■ **WORK REQUEST**
Using the data below, please return every line exactly as given.

*** Opening of DATASET RECORDS ***

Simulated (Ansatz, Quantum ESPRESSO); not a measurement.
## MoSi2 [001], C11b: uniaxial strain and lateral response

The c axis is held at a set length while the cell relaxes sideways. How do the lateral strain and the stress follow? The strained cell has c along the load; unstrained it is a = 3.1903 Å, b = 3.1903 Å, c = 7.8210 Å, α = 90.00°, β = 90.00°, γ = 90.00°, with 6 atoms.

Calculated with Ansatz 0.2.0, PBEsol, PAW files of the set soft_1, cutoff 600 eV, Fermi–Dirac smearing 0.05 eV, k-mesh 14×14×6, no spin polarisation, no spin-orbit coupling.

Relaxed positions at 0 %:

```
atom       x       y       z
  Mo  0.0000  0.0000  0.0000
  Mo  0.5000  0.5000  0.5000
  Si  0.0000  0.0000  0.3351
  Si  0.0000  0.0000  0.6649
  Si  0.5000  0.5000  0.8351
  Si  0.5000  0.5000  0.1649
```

*** Close of DATASET RECORDS ***

■ **ANSWER AREA**
Simulated (Ansatz, Quantum ESPRESSO); not a measurement.
## MoSi2 [001], C11b: uniaxial strain and lateral response

The c axis is held at a set length while the cell relaxes sideways. How do the lateral strain and the stress follow? The strained cell has c along the load; unstrained it is a = 3.1903 Å, b = 3.1903 Å, c = 7.8210 Å, α = 90.00°, β = 90.00°, γ = 90.00°, with 6 atoms.

Calculated with Ansatz 0.2.0, PBEsol, PAW files of the set soft_1, cutoff 600 eV, Fermi–Dirac smearing 0.05 eV, k-mesh 14×14×6, no spin polarisation, no spin-orbit coupling.

Relaxed positions at 0 %:

```
atom       x       y       z
  Mo  0.0000  0.0000  0.0000
  Mo  0.5000  0.5000  0.5000
  Si  0.0000  0.0000  0.3351
  Si  0.0000  0.0000  0.6649
  Si  0.5000  0.5000  0.8351
  Si  0.5000  0.5000  0.1649
```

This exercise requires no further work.